## Entries provided
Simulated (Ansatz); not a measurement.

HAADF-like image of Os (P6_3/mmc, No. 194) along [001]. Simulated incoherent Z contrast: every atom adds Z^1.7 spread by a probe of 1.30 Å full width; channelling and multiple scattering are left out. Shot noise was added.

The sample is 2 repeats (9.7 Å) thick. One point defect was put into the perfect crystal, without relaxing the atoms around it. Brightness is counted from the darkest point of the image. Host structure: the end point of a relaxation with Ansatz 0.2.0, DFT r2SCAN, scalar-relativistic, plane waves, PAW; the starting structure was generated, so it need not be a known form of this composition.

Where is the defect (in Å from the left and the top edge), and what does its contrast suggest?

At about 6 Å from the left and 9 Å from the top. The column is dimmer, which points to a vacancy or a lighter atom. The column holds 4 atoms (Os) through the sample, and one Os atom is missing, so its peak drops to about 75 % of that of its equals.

## Assignment
A word-for-word copy of the entries, from the first line through the line containing "Where is the", is the whole answer.

## Solution
Simulated (Ansatz); not a measurement.

HAADF-like image of Os (P6_3/mmc, No. 194) along [001]. Simulated incoherent Z contrast: every atom adds Z^1.7 spread by a probe of 1.30 Å full width; channelling and multiple scattering are left out. Shot noise was added.

The sample is 2 repeats (9.7 Å) thick. One point defect was put into the perfect crystal, without relaxing the atoms around it. Brightness is counted from the darkest point of the image. Host structure: the end point of a relaxation with Ansatz 0.2.0, DFT r2SCAN, scalar-relativistic, plane waves, PAW; the starting structure was generated, so it need not be a known form of this composition.

Where is the defect (in Å from the left and the top edge), and what does its contrast suggest?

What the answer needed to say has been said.